Work request :: Can the data below be set down again exactly, line for line?

Dataset excerpts ::
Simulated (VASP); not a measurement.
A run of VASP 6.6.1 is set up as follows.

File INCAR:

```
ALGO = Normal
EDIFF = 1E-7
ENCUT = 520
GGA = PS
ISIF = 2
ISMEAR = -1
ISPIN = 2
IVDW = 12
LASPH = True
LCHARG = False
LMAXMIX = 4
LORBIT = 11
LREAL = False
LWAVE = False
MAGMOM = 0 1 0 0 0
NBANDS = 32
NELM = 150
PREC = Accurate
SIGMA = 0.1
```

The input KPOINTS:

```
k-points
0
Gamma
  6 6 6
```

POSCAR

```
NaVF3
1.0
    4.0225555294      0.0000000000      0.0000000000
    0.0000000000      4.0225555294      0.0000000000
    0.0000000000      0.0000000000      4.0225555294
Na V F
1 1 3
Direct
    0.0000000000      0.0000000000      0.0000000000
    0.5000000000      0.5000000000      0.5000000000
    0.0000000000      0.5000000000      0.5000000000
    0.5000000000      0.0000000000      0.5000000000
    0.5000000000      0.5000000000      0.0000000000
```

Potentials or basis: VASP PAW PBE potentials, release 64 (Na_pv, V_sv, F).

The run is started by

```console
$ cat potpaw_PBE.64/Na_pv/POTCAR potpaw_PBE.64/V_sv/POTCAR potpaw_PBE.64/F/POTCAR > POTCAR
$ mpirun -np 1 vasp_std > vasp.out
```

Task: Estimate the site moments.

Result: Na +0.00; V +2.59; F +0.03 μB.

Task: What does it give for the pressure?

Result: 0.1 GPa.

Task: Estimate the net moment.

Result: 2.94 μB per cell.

Your response ::
Simulated (VASP); not a measurement.
A run of VASP 6.6.1 is set up as follows.

File INCAR:

```
ALGO = Normal
EDIFF = 1E-7
ENCUT = 520
GGA = PS
ISIF = 2
ISMEAR = -1
ISPIN = 2
IVDW = 12
LASPH = True
LCHARG = False
LMAXMIX = 4
LORBIT = 11
LREAL = False
LWAVE = False
MAGMOM = 0 1 0 0 0
NBANDS = 32
NELM = 150
PREC = Accurate
SIGMA = 0.1
```

The input KPOINTS:

```
k-points
0
Gamma
  6 6 6
```

POSCAR

```
NaVF3
1.0
    4.0225555294      0.0000000000      0.0000000000
    0.0000000000      4.0225555294      0.0000000000
    0.0000000000      0.0000000000      4.0225555294
Na V F
1 1 3
Direct
    0.0000000000      0.0000000000      0.0000000000
    0.5000000000      0.5000000000      0.5000000000
    0.0000000000      0.5000000000      0.5000000000
    0.5000000000      0.0000000000      0.5000000000
    0.5000000000      0.5000000000      0.0000000000
```

Potentials or basis: VASP PAW PBE potentials, release 64 (Na_pv, V_sv, F).

The run is started by

```console
$ cat potpaw_PBE.64/Na_pv/POTCAR potpaw_PBE.64/V_sv/POTCAR potpaw_PBE.64/F/POTCAR > POTCAR
$ mpirun -np 1 vasp_std > vasp.out
```

Task: Estimate the site moments.

Result: Na +0.00; V +2.59; F +0.03 μB.

Task: What does it give for the pressure?

Result: 0.1 GPa.

Task: Estimate the net moment.

Result: 2.94 μB per cell.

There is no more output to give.